__Action item__
An exact copy of all entries is the expected answer.

__Data extracts__
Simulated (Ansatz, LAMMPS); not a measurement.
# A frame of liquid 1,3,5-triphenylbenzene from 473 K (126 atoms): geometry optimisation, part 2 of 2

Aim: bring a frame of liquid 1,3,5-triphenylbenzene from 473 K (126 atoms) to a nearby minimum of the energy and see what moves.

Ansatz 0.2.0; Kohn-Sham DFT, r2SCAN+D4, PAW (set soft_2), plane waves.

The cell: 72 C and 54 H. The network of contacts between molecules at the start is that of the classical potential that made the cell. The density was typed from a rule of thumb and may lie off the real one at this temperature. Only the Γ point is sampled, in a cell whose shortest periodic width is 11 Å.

__Expected answer__
Simulated (Ansatz, LAMMPS); not a measurement.
# A frame of liquid 1,3,5-triphenylbenzene from 473 K (126 atoms): geometry optimisation, part 2 of 2

Aim: bring a frame of liquid 1,3,5-triphenylbenzene from 473 K (126 atoms) to a nearby minimum of the energy and see what moves.

Ansatz 0.2.0; Kohn-Sham DFT, r2SCAN+D4, PAW (set soft_2), plane waves.

The cell: 72 C and 54 H. The network of contacts between molecules at the start is that of the classical potential that made the cell. The density was typed from a rule of thumb and may lie off the real one at this temperature. Only the Γ point is sampled, in a cell whose shortest periodic width is 11 Å.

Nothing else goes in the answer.